Work item: When you reach the line containing "Task: Where does" in the records below, start copying exactly, and stop once you have copied the line containing "Result: The formation".

Dataset excerpts:
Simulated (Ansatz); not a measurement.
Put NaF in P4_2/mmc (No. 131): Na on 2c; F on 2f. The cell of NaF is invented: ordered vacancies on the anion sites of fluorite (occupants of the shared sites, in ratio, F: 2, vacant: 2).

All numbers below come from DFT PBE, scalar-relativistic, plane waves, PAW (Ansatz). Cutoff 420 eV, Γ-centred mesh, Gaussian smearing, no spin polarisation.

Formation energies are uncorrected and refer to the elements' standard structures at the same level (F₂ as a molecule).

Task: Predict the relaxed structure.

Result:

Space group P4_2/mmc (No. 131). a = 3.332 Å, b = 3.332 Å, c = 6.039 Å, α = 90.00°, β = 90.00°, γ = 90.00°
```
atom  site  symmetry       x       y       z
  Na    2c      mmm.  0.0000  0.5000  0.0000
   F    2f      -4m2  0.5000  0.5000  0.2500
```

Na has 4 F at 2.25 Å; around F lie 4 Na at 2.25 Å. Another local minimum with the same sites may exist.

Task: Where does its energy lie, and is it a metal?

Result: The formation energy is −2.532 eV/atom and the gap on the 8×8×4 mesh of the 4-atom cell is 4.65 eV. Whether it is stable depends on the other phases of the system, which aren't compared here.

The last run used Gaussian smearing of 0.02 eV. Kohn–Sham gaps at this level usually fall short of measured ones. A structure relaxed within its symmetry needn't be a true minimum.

Exercise response:
Task: Where does its energy lie, and is it a metal?

Result: The formation energy is −2.532 eV/atom and the gap on the 8×8×4 mesh of the 4-atom cell is 4.65 eV. Whether it is stable depends on the other phases of the system, which aren't compared here.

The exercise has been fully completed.